..........

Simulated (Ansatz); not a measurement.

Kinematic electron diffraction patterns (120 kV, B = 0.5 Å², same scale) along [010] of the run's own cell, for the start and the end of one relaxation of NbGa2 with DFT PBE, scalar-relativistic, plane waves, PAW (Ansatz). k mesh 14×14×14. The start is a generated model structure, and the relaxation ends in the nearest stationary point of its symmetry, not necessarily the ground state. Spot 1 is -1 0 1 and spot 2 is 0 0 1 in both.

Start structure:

..........

* Work order
Restate each entry word for word.

* Response box
Simulated (Ansatz); not a measurement.

Kinematic electron diffraction patterns (120 kV, B = 0.5 Å², same scale) along [010] of the run's own cell, for the start and the end of one relaxation of NbGa2 with DFT PBE, scalar-relativistic, plane waves, PAW (Ansatz). k mesh 14×14×14. The start is a generated model structure, and the relaxation ends in the nearest stationary point of its symmetry, not necessarily the ground state. Spot 1 is -1 0 1 and spot 2 is 0 0 1 in both.

Start structure:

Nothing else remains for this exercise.